> **WORK INSTRUCTION**: Each entry below should be retyped exactly as given.

> **EXTRACTED DATA**:
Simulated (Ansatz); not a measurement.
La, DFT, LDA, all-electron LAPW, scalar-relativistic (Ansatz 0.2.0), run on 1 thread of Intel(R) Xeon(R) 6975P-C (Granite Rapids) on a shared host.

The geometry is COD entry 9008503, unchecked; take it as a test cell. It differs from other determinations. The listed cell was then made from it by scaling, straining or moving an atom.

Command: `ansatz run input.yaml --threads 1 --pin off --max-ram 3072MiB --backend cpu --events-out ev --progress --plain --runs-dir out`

> **TASK SOLUTION**:
Simulated (Ansatz); not a measurement.
La, DFT, LDA, all-electron LAPW, scalar-relativistic (Ansatz 0.2.0), run on 1 thread of Intel(R) Xeon(R) 6975P-C (Granite Rapids) on a shared host.

The geometry is COD entry 9008503, unchecked; take it as a test cell. It differs from other determinations. The listed cell was then made from it by scaling, straining or moving an atom.

Command: `ansatz run input.yaml --threads 1 --pin off --max-ram 3072MiB --backend cpu --events-out ev --progress --plain --runs-dir out`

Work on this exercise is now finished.